▸ **Dataset records**:
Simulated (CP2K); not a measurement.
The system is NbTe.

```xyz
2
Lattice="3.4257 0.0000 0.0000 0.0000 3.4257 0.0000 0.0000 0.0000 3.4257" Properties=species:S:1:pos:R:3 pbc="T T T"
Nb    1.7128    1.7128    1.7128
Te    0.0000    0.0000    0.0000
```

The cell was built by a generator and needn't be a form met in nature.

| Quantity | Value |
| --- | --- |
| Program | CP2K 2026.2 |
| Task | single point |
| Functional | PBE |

▸ **Work request**:
Return the whole listing, keeping every line exactly as it is.

▸ **Result**:
Simulated (CP2K); not a measurement.
The system is NbTe.

```xyz
2
Lattice="3.4257 0.0000 0.0000 0.0000 3.4257 0.0000 0.0000 0.0000 3.4257" Properties=species:S:1:pos:R:3 pbc="T T T"
Nb    1.7128    1.7128    1.7128
Te    0.0000    0.0000    0.0000
```

The cell was built by a generator and needn't be a form met in nature.

| Quantity | Value |
| --- | --- |
| Program | CP2K 2026.2 |
| Task | single point |
| Functional | PBE |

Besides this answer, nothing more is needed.